Activity: What you need to produce from the material below is an exact transcription of the lines from the one with "-7.46 | 0.36 |" through the one with "The largest change", both included, and no other line.

------------------------------------
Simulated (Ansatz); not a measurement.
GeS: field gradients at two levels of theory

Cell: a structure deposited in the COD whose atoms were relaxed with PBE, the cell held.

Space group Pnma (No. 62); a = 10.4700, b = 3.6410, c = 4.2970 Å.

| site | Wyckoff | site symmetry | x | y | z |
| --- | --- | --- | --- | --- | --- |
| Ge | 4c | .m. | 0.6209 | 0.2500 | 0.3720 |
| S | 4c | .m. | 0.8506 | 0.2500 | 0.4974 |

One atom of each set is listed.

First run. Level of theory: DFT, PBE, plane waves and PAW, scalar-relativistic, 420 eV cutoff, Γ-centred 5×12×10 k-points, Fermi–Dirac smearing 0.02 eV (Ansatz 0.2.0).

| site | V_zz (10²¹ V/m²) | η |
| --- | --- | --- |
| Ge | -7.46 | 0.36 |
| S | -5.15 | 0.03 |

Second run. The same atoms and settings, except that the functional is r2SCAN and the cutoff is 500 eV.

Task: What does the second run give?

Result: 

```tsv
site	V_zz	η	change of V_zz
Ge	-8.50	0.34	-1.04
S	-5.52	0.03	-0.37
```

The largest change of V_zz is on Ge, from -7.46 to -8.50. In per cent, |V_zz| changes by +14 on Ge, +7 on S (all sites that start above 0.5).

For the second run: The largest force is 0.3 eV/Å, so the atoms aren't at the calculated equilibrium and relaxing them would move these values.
------------------------------------

Answer area:
| Ge | -7.46 | 0.36 |
| S | -5.15 | 0.03 |

Second run. The same atoms and settings, except that the functional is r2SCAN and the cutoff is 500 eV.

Task: What does the second run give?

Result: 

```tsv
site	V_zz	η	change of V_zz
Ge	-8.50	0.34	-1.04
S	-5.52	0.03	-0.37
```

The largest change of V_zz is on Ge, from -7.46 to -8.50. In per cent, |V_zz| changes by +14 on Ge, +7 on S (all sites that start above 0.5).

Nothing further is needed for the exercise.